### Assigned task
Take the listing below and print exactly the lines starting at the line containing "# BN (d3) (F-43m)" and ending at the line containing "## 1. The cell of the first run", both ends included, and no others.

Start of Information
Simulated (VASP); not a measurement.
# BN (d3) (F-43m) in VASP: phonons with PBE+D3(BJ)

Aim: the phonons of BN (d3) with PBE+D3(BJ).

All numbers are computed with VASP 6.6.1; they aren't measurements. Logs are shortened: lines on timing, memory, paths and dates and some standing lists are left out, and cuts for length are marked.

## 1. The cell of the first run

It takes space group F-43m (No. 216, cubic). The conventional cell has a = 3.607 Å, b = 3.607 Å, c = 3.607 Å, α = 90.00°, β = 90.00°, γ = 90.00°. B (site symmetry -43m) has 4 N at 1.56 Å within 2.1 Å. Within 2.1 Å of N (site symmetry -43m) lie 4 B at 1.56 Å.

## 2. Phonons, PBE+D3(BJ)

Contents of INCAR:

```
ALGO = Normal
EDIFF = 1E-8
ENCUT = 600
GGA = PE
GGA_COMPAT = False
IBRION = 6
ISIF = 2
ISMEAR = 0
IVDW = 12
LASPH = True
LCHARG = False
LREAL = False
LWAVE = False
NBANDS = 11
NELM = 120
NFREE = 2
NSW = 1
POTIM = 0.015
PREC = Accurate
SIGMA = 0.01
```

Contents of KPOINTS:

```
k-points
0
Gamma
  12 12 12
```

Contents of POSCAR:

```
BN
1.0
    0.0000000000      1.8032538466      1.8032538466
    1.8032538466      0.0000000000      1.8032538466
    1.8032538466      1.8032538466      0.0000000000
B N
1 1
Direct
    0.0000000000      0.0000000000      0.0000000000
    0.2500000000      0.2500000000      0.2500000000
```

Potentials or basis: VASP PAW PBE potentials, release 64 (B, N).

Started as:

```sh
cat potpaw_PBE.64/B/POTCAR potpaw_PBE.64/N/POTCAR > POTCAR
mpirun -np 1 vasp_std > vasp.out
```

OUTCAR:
End of Information

### Response box
# BN (d3) (F-43m) in VASP: phonons with PBE+D3(BJ)

Aim: the phonons of BN (d3) with PBE+D3(BJ).

All numbers are computed with VASP 6.6.1; they aren't measurements. Logs are shortened: lines on timing, memory, paths and dates and some standing lists are left out, and cuts for length are marked.

## 1. The cell of the first run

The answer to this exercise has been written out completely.